Extracted information =
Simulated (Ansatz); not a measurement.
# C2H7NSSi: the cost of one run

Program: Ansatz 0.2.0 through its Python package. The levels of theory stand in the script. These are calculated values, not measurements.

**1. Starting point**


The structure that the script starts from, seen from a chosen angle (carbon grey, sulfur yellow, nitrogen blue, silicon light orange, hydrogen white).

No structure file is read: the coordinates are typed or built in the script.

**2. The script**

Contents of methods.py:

Exercise = Quote in full each line from the top of the records above through the line with "No structure file"; stop after that line.

Exercise response =
Simulated (Ansatz); not a measurement.
# C2H7NSSi: the cost of one run

Program: Ansatz 0.2.0 through its Python package. The levels of theory stand in the script. These are calculated values, not measurements.

**1. Starting point**


The structure that the script starts from, seen from a chosen angle (carbon grey, sulfur yellow, nitrogen blue, silicon light orange, hydrogen white).

No structure file is read: the coordinates are typed or built in the script.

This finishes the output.